(Beginning of Provided data)
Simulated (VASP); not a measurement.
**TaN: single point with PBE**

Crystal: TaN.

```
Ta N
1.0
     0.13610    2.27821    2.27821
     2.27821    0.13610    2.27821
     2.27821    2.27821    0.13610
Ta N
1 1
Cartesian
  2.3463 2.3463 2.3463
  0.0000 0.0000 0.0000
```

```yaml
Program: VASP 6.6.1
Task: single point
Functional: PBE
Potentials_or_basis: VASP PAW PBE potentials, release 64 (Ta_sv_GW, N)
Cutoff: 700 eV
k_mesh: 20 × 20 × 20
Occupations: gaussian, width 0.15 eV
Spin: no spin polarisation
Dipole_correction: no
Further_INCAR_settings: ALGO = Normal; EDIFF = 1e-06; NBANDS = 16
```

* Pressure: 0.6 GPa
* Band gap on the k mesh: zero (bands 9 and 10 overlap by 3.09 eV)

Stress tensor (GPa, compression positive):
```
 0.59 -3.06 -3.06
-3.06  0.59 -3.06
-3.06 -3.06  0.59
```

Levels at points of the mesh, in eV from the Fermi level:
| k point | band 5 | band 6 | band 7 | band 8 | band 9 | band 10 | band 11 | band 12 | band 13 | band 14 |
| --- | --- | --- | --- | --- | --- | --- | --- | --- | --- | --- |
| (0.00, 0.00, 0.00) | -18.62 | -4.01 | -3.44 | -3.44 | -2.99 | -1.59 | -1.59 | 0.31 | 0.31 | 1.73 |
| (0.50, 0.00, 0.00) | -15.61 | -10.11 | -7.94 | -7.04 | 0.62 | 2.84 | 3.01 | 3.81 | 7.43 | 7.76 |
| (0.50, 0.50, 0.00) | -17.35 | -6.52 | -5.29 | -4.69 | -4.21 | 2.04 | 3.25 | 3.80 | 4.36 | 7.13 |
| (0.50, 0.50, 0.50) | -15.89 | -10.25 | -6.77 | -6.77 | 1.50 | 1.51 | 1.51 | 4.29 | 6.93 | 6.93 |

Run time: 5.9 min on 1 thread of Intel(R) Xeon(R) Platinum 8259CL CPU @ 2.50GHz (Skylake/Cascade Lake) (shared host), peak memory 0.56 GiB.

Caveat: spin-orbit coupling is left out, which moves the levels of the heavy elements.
(End of Provided data)

Activity -> Print, without alteration, only the lines above between the one holding "Stress tensor (GPa, compression" and the one holding "13 | band 14 |", inclusive.

Your response ->
Stress tensor (GPa, compression positive):
```
 0.59 -3.06 -3.06
-3.06  0.59 -3.06
-3.06 -3.06  0.59
```

Levels at points of the mesh, in eV from the Fermi level:
| k point | band 5 | band 6 | band 7 | band 8 | band 9 | band 10 | band 11 | band 12 | band 13 | band 14 |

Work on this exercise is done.